===== Information shown

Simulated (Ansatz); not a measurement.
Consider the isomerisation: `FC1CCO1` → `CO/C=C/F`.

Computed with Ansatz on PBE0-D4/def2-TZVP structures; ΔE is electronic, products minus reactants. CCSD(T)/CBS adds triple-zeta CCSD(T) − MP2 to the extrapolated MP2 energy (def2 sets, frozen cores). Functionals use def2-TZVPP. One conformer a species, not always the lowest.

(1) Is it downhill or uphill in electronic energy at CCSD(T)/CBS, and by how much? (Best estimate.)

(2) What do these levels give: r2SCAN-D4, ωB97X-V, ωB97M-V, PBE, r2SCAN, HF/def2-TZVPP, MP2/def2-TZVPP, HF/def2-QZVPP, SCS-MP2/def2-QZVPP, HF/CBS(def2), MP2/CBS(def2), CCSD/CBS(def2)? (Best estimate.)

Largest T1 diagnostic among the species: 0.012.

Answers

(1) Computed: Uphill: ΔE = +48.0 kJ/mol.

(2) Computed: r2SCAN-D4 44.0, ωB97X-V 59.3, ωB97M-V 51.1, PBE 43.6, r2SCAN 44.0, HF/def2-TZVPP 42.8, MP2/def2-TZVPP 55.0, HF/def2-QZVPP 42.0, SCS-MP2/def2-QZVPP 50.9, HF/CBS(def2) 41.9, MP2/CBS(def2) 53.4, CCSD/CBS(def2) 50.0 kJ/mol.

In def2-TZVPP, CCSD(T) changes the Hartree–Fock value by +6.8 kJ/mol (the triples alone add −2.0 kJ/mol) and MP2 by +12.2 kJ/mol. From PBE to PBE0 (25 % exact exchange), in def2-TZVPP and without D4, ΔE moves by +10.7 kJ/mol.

==========

**Assigned task:** Only the lines from the first line of the records through the line containing "(2) Computed: r2SCAN-D4" should be repeated, exactly as they appear.

**Exercise result:**
Simulated (Ansatz); not a measurement.
Consider the isomerisation: `FC1CCO1` → `CO/C=C/F`.

Computed with Ansatz on PBE0-D4/def2-TZVP structures; ΔE is electronic, products minus reactants. CCSD(T)/CBS adds triple-zeta CCSD(T) − MP2 to the extrapolated MP2 energy (def2 sets, frozen cores). Functionals use def2-TZVPP. One conformer a species, not always the lowest.

(1) Is it downhill or uphill in electronic energy at CCSD(T)/CBS, and by how much? (Best estimate.)

(2) What do these levels give: r2SCAN-D4, ωB97X-V, ωB97M-V, PBE, r2SCAN, HF/def2-TZVPP, MP2/def2-TZVPP, HF/def2-QZVPP, SCS-MP2/def2-QZVPP, HF/CBS(def2), MP2/CBS(def2), CCSD/CBS(def2)? (Best estimate.)

Largest T1 diagnostic among the species: 0.012.

Answers

(1) Computed: Uphill: ΔE = +48.0 kJ/mol.

(2) Computed: r2SCAN-D4 44.0, ωB97X-V 59.3, ωB97M-V 51.1, PBE 43.6, r2SCAN 44.0, HF/def2-TZVPP 42.8, MP2/def2-TZVPP 55.0, HF/def2-QZVPP 42.0, SCS-MP2/def2-QZVPP 50.9, HF/CBS(def2) 41.9, MP2/CBS(def2) 53.4, CCSD/CBS(def2) 50.0 kJ/mol.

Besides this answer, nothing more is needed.